◆ **WORK ORDER**:
Going down the data below, set down exactly the line with "1.08 | 148.93 |" and each line after it through the line with "0.22 | 150.38 |"; no other lines.

- - -

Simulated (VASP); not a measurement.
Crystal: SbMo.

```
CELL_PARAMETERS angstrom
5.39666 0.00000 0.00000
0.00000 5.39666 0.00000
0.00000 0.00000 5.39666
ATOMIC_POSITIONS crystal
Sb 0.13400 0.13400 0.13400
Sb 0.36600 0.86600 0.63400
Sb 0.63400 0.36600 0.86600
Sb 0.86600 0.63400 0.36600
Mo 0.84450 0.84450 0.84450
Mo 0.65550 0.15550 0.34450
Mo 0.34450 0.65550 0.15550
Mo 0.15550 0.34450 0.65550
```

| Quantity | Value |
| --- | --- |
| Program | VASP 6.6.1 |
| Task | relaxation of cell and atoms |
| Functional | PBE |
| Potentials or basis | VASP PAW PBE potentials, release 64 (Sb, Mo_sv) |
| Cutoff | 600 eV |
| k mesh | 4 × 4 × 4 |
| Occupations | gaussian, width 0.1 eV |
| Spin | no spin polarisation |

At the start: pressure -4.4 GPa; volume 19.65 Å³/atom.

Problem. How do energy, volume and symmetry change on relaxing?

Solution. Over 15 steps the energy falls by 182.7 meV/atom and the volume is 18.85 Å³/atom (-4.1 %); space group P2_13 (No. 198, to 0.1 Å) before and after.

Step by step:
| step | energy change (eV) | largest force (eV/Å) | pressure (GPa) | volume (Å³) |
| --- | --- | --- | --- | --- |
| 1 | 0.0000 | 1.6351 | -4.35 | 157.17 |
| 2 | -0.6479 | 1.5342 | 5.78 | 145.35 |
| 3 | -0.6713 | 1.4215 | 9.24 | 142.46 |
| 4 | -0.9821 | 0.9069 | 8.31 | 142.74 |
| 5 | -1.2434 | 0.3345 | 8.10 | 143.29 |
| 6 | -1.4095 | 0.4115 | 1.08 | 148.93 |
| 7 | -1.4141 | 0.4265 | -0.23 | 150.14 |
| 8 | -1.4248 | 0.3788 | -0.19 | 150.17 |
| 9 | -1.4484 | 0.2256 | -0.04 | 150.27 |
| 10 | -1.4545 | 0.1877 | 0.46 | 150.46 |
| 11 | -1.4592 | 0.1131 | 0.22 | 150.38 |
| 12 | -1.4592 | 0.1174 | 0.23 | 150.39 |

- - -

◆ **YOUR RESPONSE**:
| 6 | -1.4095 | 0.4115 | 1.08 | 148.93 |
| 7 | -1.4141 | 0.4265 | -0.23 | 150.14 |
| 8 | -1.4248 | 0.3788 | -0.19 | 150.17 |
| 9 | -1.4484 | 0.2256 | -0.04 | 150.27 |
| 10 | -1.4545 | 0.1877 | 0.46 | 150.46 |
| 11 | -1.4592 | 0.1131 | 0.22 | 150.38 |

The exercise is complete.